__Data to examine__.
________________
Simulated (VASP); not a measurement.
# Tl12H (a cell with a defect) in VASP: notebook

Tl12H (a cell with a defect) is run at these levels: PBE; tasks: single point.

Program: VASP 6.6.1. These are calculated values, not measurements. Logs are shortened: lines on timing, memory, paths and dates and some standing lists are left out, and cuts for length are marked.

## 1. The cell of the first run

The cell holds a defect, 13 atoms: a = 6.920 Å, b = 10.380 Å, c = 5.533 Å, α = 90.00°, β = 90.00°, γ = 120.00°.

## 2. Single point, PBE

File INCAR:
________________

__Work task__. Return the material above in full, exactly as written.

__Answer box__.
Simulated (VASP); not a measurement.
# Tl12H (a cell with a defect) in VASP: notebook

Tl12H (a cell with a defect) is run at these levels: PBE; tasks: single point.

Program: VASP 6.6.1. These are calculated values, not measurements. Logs are shortened: lines on timing, memory, paths and dates and some standing lists are left out, and cuts for length are marked.

## 1. The cell of the first run

The cell holds a defect, 13 atoms: a = 6.920 Å, b = 10.380 Å, c = 5.533 Å, α = 90.00°, β = 90.00°, γ = 120.00°.

## 2. Single point, PBE

File INCAR:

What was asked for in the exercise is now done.